The entries are to be written out again with no differences.

━━━━━━

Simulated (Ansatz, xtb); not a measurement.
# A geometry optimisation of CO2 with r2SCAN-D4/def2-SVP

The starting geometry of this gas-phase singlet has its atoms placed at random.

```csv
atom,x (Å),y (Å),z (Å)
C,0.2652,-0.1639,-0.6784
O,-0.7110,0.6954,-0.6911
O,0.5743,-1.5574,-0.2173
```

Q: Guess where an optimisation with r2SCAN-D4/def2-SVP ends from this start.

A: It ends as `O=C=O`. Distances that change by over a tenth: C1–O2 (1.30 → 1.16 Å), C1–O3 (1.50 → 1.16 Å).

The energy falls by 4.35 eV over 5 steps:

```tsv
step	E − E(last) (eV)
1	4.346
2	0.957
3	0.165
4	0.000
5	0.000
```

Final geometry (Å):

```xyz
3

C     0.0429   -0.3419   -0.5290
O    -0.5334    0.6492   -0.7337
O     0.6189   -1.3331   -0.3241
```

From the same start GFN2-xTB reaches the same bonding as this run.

━━━━━━

_WRITTEN REPLY_
Simulated (Ansatz, xtb); not a measurement.
# A geometry optimisation of CO2 with r2SCAN-D4/def2-SVP

The starting geometry of this gas-phase singlet has its atoms placed at random.

```csv
atom,x (Å),y (Å),z (Å)
C,0.2652,-0.1639,-0.6784
O,-0.7110,0.6954,-0.6911
O,0.5743,-1.5574,-0.2173
```

Q: Guess where an optimisation with r2SCAN-D4/def2-SVP ends from this start.

A: It ends as `O=C=O`. Distances that change by over a tenth: C1–O2 (1.30 → 1.16 Å), C1–O3 (1.50 → 1.16 Å).

The energy falls by 4.35 eV over 5 steps:

```tsv
step	E − E(last) (eV)
1	4.346
2	0.957
3	0.165
4	0.000
5	0.000
```

Final geometry (Å):

```xyz
3

C     0.0429   -0.3419   -0.5290
O    -0.5334    0.6492   -0.7337
O     0.6189   -1.3331   -0.3241
```

From the same start GFN2-xTB reaches the same bonding as this run.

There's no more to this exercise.